→ **Work order**
Every record below needs to be retyped exactly as it appears.

● ● ● ●

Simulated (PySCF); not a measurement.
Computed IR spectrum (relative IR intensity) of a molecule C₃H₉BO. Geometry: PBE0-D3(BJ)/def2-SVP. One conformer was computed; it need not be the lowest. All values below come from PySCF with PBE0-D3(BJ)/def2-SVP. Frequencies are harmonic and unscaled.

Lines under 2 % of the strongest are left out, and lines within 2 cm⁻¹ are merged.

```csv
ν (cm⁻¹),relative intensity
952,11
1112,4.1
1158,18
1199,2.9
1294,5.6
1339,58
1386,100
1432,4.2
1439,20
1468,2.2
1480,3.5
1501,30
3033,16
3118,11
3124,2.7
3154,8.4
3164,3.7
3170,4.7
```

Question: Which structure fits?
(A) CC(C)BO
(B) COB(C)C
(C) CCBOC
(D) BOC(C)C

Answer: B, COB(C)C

● ● ● ●

→ **Task response**
Simulated (PySCF); not a measurement.
Computed IR spectrum (relative IR intensity) of a molecule C₃H₉BO. Geometry: PBE0-D3(BJ)/def2-SVP. One conformer was computed; it need not be the lowest. All values below come from PySCF with PBE0-D3(BJ)/def2-SVP. Frequencies are harmonic and unscaled.

Lines under 2 % of the strongest are left out, and lines within 2 cm⁻¹ are merged.

```csv
ν (cm⁻¹),relative intensity
952,11
1112,4.1
1158,18
1199,2.9
1294,5.6
1339,58
1386,100
1432,4.2
1439,20
1468,2.2
1480,3.5
1501,30
3033,16
3118,11
3124,2.7
3154,8.4
3164,3.7
3170,4.7
```

Question: Which structure fits?
(A) CC(C)BO
(B) COB(C)C
(C) CCBOC
(D) BOC(C)C

Answer: B, COB(C)C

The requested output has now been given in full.